WORK REQUEST:
Everything in the listing below from the line containing "An isothermal, constant-pressure" through the line containing "Model: GRI-Mech 3.0" must be repeated exactly; the remaining lines are not wanted.

(ENTRIES SHOWN Opens)

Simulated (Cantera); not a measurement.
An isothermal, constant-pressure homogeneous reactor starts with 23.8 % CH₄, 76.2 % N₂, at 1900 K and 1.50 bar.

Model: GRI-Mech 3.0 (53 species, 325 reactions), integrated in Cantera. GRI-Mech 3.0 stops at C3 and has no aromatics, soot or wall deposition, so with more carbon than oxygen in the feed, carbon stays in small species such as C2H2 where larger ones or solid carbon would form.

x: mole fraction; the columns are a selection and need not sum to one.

(ENTRIES SHOWN Closes)

WRITTEN ANSWER:
An isothermal, constant-pressure homogeneous reactor starts with 23.8 % CH₄, 76.2 % N₂, at 1900 K and 1.50 bar.

Model: GRI-Mech 3.0 (53 species, 325 reactions), integrated in Cantera. GRI-Mech 3.0 stops at C3 and has no aromatics, soot or wall deposition, so with more carbon than oxygen in the feed, carbon stays in small species such as C2H2 where larger ones or solid carbon would form.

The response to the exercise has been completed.